» **Work request**: The lines from the top of the data down to the line with "Potentials or basis: VASP" should be repeated exactly, both ends included.

───── Record excerpts
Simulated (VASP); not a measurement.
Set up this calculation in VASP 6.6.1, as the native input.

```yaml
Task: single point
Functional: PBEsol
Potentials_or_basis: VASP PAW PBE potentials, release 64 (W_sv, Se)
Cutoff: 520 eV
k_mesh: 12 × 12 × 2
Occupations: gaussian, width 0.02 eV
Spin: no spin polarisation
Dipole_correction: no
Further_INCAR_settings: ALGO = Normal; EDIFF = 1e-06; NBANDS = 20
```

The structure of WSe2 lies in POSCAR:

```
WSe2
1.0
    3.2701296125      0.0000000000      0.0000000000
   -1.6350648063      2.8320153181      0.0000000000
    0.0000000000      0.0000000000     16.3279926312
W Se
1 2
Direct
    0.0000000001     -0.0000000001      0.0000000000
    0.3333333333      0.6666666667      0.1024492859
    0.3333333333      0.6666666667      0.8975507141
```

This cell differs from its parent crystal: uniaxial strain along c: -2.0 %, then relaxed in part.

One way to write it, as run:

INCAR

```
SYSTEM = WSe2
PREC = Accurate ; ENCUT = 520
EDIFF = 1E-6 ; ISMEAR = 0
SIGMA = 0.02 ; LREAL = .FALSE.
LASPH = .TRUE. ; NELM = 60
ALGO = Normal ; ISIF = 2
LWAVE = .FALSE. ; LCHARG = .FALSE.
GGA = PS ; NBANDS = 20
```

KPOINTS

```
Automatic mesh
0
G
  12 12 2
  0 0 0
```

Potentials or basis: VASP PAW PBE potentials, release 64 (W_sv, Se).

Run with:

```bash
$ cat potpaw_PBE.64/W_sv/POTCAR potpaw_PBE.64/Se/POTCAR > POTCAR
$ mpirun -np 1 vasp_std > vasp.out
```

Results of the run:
──────────

» **Task solution**:
Simulated (VASP); not a measurement.
Set up this calculation in VASP 6.6.1, as the native input.

```yaml
Task: single point
Functional: PBEsol
Potentials_or_basis: VASP PAW PBE potentials, release 64 (W_sv, Se)
Cutoff: 520 eV
k_mesh: 12 × 12 × 2
Occupations: gaussian, width 0.02 eV
Spin: no spin polarisation
Dipole_correction: no
Further_INCAR_settings: ALGO = Normal; EDIFF = 1e-06; NBANDS = 20
```

The structure of WSe2 lies in POSCAR:

```
WSe2
1.0
    3.2701296125      0.0000000000      0.0000000000
   -1.6350648063      2.8320153181      0.0000000000
    0.0000000000      0.0000000000     16.3279926312
W Se
1 2
Direct
    0.0000000001     -0.0000000001      0.0000000000
    0.3333333333      0.6666666667      0.1024492859
    0.3333333333      0.6666666667      0.8975507141
```

This cell differs from its parent crystal: uniaxial strain along c: -2.0 %, then relaxed in part.

One way to write it, as run:

INCAR

```
SYSTEM = WSe2
PREC = Accurate ; ENCUT = 520
EDIFF = 1E-6 ; ISMEAR = 0
SIGMA = 0.02 ; LREAL = .FALSE.
LASPH = .TRUE. ; NELM = 60
ALGO = Normal ; ISIF = 2
LWAVE = .FALSE. ; LCHARG = .FALSE.
GGA = PS ; NBANDS = 20
```

KPOINTS

```
Automatic mesh
0
G
  12 12 2
  0 0 0
```

Potentials or basis: VASP PAW PBE potentials, release 64 (W_sv, Se).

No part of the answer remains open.